## WORK INSTRUCTION
Type out all the records once more, exactly.

## DATASET CONTENT
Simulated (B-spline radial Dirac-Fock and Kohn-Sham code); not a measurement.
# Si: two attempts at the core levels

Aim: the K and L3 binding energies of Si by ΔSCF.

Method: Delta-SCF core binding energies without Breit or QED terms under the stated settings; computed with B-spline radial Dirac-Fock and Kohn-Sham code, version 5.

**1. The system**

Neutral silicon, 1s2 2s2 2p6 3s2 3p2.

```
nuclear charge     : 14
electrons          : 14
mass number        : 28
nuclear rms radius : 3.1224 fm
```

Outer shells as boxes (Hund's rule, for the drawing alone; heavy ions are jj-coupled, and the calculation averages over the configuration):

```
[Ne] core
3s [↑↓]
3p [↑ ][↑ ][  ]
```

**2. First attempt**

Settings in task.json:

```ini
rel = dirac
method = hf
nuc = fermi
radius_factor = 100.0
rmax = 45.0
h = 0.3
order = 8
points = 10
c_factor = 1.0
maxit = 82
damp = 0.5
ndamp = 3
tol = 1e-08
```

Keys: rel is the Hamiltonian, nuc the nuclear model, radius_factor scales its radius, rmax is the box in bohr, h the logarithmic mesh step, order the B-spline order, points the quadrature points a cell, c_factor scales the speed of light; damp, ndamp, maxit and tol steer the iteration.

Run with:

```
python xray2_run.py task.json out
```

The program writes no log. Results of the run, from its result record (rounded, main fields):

## WRITTEN REPLY
Simulated (B-spline radial Dirac-Fock and Kohn-Sham code); not a measurement.
# Si: two attempts at the core levels

Aim: the K and L3 binding energies of Si by ΔSCF.

Method: Delta-SCF core binding energies without Breit or QED terms under the stated settings; computed with B-spline radial Dirac-Fock and Kohn-Sham code, version 5.

**1. The system**

Neutral silicon, 1s2 2s2 2p6 3s2 3p2.

```
nuclear charge     : 14
electrons          : 14
mass number        : 28
nuclear rms radius : 3.1224 fm
```

Outer shells as boxes (Hund's rule, for the drawing alone; heavy ions are jj-coupled, and the calculation averages over the configuration):

```
[Ne] core
3s [↑↓]
3p [↑ ][↑ ][  ]
```

**2. First attempt**

Settings in task.json:

```ini
rel = dirac
method = hf
nuc = fermi
radius_factor = 100.0
rmax = 45.0
h = 0.3
order = 8
points = 10
c_factor = 1.0
maxit = 82
damp = 0.5
ndamp = 3
tol = 1e-08
```

Keys: rel is the Hamiltonian, nuc the nuclear model, radius_factor scales its radius, rmax is the box in bohr, h the logarithmic mesh step, order the B-spline order, points the quadrature points a cell, c_factor scales the speed of light; damp, ndamp, maxit and tol steer the iteration.

Run with:

```
python xray2_run.py task.json out
```

The program writes no log. Results of the run, from its result record (rounded, main fields):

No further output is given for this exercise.